Which lines come from the start of the records through the line that holds "The pressure is its mean diagonal, -5.49 GPa."? Write them out word for word.

——————————

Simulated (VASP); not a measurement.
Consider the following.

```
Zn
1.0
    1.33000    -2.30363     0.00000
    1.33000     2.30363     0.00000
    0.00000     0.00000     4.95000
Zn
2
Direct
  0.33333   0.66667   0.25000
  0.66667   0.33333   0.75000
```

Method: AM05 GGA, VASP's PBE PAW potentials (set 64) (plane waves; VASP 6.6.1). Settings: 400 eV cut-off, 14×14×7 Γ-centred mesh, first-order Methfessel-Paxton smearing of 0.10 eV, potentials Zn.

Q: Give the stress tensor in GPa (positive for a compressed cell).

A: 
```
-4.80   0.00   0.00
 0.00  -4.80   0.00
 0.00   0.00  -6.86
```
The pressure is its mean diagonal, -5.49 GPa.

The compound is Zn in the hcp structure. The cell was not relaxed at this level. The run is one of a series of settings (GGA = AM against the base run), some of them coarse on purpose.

——————————

#### PROBLEM SOLUTION:
Simulated (VASP); not a measurement.
Consider the following.

```
Zn
1.0
    1.33000    -2.30363     0.00000
    1.33000     2.30363     0.00000
    0.00000     0.00000     4.95000
Zn
2
Direct
  0.33333   0.66667   0.25000
  0.66667   0.33333   0.75000
```

Method: AM05 GGA, VASP's PBE PAW potentials (set 64) (plane waves; VASP 6.6.1). Settings: 400 eV cut-off, 14×14×7 Γ-centred mesh, first-order Methfessel-Paxton smearing of 0.10 eV, potentials Zn.

Q: Give the stress tensor in GPa (positive for a compressed cell).

A: 
```
-4.80   0.00   0.00
 0.00  -4.80   0.00
 0.00   0.00  -6.86
```
The pressure is its mean diagonal, -5.49 GPa.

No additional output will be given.